Listed entries:
=== Section Start ===

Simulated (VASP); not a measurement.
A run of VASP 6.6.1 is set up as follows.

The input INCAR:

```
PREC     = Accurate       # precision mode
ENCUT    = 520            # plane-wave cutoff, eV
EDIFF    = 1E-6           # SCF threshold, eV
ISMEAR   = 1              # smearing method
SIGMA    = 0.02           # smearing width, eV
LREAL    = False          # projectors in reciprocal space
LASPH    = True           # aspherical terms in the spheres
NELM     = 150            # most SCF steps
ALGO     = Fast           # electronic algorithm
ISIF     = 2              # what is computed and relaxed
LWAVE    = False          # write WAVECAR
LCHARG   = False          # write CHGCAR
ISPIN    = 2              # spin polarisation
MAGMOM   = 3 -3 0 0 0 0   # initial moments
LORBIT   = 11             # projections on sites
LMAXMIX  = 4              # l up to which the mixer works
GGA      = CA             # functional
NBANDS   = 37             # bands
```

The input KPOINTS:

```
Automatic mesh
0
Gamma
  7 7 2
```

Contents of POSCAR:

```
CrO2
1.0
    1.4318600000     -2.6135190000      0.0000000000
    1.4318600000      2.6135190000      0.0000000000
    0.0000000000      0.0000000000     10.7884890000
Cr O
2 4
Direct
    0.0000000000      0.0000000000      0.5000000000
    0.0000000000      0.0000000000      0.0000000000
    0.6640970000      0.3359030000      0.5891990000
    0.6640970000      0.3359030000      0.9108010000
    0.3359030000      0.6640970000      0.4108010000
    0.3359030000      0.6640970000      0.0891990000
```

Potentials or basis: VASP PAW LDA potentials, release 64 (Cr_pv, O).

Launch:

=== Section End ===

Action item:
What is needed is an exact copy of every entry.

Exercise result:
Simulated (VASP); not a measurement.
A run of VASP 6.6.1 is set up as follows.

The input INCAR:

```
PREC     = Accurate       # precision mode
ENCUT    = 520            # plane-wave cutoff, eV
EDIFF    = 1E-6           # SCF threshold, eV
ISMEAR   = 1              # smearing method
SIGMA    = 0.02           # smearing width, eV
LREAL    = False          # projectors in reciprocal space
LASPH    = True           # aspherical terms in the spheres
NELM     = 150            # most SCF steps
ALGO     = Fast           # electronic algorithm
ISIF     = 2              # what is computed and relaxed
LWAVE    = False          # write WAVECAR
LCHARG   = False          # write CHGCAR
ISPIN    = 2              # spin polarisation
MAGMOM   = 3 -3 0 0 0 0   # initial moments
LORBIT   = 11             # projections on sites
LMAXMIX  = 4              # l up to which the mixer works
GGA      = CA             # functional
NBANDS   = 37             # bands
```

The input KPOINTS:

```
Automatic mesh
0
Gamma
  7 7 2
```

Contents of POSCAR:

```
CrO2
1.0
    1.4318600000     -2.6135190000      0.0000000000
    1.4318600000      2.6135190000      0.0000000000
    0.0000000000      0.0000000000     10.7884890000
Cr O
2 4
Direct
    0.0000000000      0.0000000000      0.5000000000
    0.0000000000      0.0000000000      0.0000000000
    0.6640970000      0.3359030000      0.5891990000
    0.6640970000      0.3359030000      0.9108010000
    0.3359030000      0.6640970000      0.4108010000
    0.3359030000      0.6640970000      0.0891990000
```

Potentials or basis: VASP PAW LDA potentials, release 64 (Cr_pv, O).

Launch:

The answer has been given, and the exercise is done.